LISTED ENTRIES:
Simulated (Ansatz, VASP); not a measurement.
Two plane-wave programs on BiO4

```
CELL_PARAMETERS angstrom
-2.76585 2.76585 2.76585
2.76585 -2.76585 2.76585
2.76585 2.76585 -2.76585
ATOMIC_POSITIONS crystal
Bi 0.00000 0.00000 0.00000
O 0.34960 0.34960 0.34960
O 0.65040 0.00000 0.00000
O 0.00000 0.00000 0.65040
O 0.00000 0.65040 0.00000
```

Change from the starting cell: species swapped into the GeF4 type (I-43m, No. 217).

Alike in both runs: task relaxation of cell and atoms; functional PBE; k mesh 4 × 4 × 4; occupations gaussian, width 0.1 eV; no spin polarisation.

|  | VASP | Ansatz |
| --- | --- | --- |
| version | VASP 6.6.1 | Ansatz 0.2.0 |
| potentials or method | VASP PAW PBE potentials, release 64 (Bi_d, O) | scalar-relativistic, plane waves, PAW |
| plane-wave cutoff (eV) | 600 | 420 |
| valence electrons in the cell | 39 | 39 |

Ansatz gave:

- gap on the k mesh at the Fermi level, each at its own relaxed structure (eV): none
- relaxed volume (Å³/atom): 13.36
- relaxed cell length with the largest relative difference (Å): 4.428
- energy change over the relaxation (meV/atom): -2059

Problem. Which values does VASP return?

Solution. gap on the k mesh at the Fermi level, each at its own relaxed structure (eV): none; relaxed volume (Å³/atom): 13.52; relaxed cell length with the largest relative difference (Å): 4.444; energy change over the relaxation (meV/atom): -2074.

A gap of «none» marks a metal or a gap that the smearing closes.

ACTION ITEM: Only the lines above from the line containing "Ansatz 0.2.0 |" through the line containing "Solution. gap on" should be retyped, exactly and with both ends included.

EXERCISE OUTPUT:
| version | VASP 6.6.1 | Ansatz 0.2.0 |
| potentials or method | VASP PAW PBE potentials, release 64 (Bi_d, O) | scalar-relativistic, plane waves, PAW |
| plane-wave cutoff (eV) | 600 | 420 |
| valence electrons in the cell | 39 | 39 |

Ansatz gave:

- gap on the k mesh at the Fermi level, each at its own relaxed structure (eV): none
- relaxed volume (Å³/atom): 13.36
- relaxed cell length with the largest relative difference (Å): 4.428
- energy change over the relaxation (meV/atom): -2059

Problem. Which values does VASP return?

Solution. gap on the k mesh at the Fermi level, each at its own relaxed structure (eV): none; relaxed volume (Å³/atom): 13.52; relaxed cell length with the largest relative difference (Å): 4.444; energy change over the relaxation (meV/atom): -2074.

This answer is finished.